ENTRIES SUPPLIED:
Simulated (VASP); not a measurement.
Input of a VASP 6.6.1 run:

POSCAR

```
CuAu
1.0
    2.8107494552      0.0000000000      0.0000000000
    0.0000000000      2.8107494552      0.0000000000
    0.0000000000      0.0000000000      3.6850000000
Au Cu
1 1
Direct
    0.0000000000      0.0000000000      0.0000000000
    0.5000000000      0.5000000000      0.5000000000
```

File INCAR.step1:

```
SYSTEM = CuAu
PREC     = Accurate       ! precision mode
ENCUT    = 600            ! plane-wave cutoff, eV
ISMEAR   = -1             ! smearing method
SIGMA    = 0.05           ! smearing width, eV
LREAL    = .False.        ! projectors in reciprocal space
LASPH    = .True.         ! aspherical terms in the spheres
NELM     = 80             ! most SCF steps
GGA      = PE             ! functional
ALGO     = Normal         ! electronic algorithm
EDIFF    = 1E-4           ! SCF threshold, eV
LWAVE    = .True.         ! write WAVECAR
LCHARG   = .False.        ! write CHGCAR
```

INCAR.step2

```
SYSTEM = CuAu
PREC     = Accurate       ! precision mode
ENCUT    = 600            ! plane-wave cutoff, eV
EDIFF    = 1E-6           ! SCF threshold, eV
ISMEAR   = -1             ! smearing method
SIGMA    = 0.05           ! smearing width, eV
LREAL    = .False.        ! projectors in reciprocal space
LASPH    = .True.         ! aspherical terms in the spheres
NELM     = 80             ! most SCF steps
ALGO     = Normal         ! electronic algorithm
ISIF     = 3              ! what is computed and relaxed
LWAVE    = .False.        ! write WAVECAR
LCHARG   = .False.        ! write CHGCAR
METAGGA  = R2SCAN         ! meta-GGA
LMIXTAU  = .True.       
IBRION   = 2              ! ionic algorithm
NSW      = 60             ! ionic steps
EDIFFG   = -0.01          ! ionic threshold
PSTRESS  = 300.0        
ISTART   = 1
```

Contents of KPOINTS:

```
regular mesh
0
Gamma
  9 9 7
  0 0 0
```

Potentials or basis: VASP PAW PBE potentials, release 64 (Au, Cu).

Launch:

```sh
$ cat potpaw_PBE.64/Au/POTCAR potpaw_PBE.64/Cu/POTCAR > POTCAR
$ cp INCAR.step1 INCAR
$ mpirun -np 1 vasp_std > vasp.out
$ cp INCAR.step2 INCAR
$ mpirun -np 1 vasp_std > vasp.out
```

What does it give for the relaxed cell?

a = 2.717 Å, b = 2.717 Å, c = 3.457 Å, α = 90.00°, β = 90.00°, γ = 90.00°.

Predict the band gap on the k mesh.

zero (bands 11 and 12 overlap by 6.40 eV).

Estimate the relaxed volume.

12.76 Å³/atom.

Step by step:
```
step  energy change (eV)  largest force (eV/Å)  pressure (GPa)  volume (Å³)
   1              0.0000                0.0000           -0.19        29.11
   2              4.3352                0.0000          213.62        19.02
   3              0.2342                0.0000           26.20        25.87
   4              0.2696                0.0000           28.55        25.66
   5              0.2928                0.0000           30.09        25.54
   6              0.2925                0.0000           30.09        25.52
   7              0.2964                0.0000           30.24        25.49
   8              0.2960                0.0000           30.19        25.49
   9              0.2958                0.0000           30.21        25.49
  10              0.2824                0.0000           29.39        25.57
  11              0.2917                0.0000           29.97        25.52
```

BRIEF: Will you return exactly the lines above from the one with "Potentials or basis: VASP" down to the one with "What does it give for the relaxed cell?", counting both as part of the range?

WORKED SOLUTION:
Potentials or basis: VASP PAW PBE potentials, release 64 (Au, Cu).

Launch:

```sh
$ cat potpaw_PBE.64/Au/POTCAR potpaw_PBE.64/Cu/POTCAR > POTCAR
$ cp INCAR.step1 INCAR
$ mpirun -np 1 vasp_std > vasp.out
$ cp INCAR.step2 INCAR
$ mpirun -np 1 vasp_std > vasp.out
```

What does it give for the relaxed cell?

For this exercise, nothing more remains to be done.